→ **Information shown**
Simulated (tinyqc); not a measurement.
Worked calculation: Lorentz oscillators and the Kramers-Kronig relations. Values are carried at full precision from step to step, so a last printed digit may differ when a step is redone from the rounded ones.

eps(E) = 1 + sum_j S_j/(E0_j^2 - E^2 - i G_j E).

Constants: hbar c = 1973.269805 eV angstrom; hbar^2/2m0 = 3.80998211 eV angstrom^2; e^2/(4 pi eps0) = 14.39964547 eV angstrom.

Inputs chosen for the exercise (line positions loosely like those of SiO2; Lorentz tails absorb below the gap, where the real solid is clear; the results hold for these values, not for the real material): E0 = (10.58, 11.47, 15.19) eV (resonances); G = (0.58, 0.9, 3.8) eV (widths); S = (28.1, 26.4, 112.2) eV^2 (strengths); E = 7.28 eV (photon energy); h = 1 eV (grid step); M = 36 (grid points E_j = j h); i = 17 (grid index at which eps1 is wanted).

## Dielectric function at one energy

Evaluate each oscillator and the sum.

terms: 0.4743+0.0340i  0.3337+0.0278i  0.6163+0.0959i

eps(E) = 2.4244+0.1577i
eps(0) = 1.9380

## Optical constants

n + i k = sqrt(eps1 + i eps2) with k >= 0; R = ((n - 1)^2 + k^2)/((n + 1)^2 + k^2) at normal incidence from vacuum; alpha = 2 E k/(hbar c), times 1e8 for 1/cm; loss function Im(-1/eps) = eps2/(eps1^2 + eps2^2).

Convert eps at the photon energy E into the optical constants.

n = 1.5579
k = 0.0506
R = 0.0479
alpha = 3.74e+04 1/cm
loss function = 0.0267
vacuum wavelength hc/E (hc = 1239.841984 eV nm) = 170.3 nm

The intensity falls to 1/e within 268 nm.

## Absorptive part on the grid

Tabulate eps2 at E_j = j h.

→ **Requirement**
Word for word, restate the lines of the listing above starting at the line with "loss function = 0.0267" and ending at the line with "## Absorptive part on the grid", and nothing outside them.

→ **Task solution**
loss function = 0.0267
vacuum wavelength hc/E (hc = 1239.841984 eV nm) = 170.3 nm

The intensity falls to 1/e within 268 nm.

## Absorptive part on the grid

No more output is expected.